▶ WORK REQUEST: Retype each line of the listing below, from the first through the one holding "Q: How long", with no other lines.

⁂
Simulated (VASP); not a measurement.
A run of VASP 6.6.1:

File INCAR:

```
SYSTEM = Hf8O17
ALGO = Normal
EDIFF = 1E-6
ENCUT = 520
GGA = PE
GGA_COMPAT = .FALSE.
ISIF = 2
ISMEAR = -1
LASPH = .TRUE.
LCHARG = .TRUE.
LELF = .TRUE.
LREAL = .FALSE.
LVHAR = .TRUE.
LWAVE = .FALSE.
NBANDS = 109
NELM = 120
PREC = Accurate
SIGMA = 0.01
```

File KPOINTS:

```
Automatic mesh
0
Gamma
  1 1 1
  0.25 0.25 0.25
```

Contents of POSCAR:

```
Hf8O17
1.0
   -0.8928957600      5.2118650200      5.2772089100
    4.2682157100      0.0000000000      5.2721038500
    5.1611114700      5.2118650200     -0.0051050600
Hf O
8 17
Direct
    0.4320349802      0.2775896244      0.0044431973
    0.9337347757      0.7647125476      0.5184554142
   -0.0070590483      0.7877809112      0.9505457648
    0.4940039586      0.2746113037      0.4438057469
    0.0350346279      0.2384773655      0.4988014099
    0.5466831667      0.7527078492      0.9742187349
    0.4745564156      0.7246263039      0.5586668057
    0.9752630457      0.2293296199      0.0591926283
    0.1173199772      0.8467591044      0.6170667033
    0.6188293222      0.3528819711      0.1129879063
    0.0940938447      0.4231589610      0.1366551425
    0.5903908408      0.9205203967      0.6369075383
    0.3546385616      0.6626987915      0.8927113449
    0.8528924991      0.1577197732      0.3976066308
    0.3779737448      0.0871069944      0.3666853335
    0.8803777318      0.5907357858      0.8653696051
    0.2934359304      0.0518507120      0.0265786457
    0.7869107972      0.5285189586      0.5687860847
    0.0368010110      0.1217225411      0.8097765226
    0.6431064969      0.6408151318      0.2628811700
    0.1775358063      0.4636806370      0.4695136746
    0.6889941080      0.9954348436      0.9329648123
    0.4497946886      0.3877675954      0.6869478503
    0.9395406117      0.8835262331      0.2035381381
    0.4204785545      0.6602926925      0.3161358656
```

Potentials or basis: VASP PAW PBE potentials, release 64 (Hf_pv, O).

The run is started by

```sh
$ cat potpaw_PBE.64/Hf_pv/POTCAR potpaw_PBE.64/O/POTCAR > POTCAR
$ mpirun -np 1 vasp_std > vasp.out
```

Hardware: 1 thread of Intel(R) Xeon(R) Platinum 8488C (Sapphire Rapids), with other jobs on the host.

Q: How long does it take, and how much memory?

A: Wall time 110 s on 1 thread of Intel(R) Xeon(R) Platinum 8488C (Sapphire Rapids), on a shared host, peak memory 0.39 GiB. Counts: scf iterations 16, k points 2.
⁂

▶ TASK OUTPUT:
Simulated (VASP); not a measurement.
A run of VASP 6.6.1:

File INCAR:

```
SYSTEM = Hf8O17
ALGO = Normal
EDIFF = 1E-6
ENCUT = 520
GGA = PE
GGA_COMPAT = .FALSE.
ISIF = 2
ISMEAR = -1
LASPH = .TRUE.
LCHARG = .TRUE.
LELF = .TRUE.
LREAL = .FALSE.
LVHAR = .TRUE.
LWAVE = .FALSE.
NBANDS = 109
NELM = 120
PREC = Accurate
SIGMA = 0.01
```

File KPOINTS:

```
Automatic mesh
0
Gamma
  1 1 1
  0.25 0.25 0.25
```

Contents of POSCAR:

```
Hf8O17
1.0
   -0.8928957600      5.2118650200      5.2772089100
    4.2682157100      0.0000000000      5.2721038500
    5.1611114700      5.2118650200     -0.0051050600
Hf O
8 17
Direct
    0.4320349802      0.2775896244      0.0044431973
    0.9337347757      0.7647125476      0.5184554142
   -0.0070590483      0.7877809112      0.9505457648
    0.4940039586      0.2746113037      0.4438057469
    0.0350346279      0.2384773655      0.4988014099
    0.5466831667      0.7527078492      0.9742187349
    0.4745564156      0.7246263039      0.5586668057
    0.9752630457      0.2293296199      0.0591926283
    0.1173199772      0.8467591044      0.6170667033
    0.6188293222      0.3528819711      0.1129879063
    0.0940938447      0.4231589610      0.1366551425
    0.5903908408      0.9205203967      0.6369075383
    0.3546385616      0.6626987915      0.8927113449
    0.8528924991      0.1577197732      0.3976066308
    0.3779737448      0.0871069944      0.3666853335
    0.8803777318      0.5907357858      0.8653696051
    0.2934359304      0.0518507120      0.0265786457
    0.7869107972      0.5285189586      0.5687860847
    0.0368010110      0.1217225411      0.8097765226
    0.6431064969      0.6408151318      0.2628811700
    0.1775358063      0.4636806370      0.4695136746
    0.6889941080      0.9954348436      0.9329648123
    0.4497946886      0.3877675954      0.6869478503
    0.9395406117      0.8835262331      0.2035381381
    0.4204785545      0.6602926925      0.3161358656
```

Potentials or basis: VASP PAW PBE potentials, release 64 (Hf_pv, O).

The run is started by

```sh
$ cat potpaw_PBE.64/Hf_pv/POTCAR potpaw_PBE.64/O/POTCAR > POTCAR
$ mpirun -np 1 vasp_std > vasp.out
```

Hardware: 1 thread of Intel(R) Xeon(R) Platinum 8488C (Sapphire Rapids), with other jobs on the host.

Q: How long does it take, and how much memory?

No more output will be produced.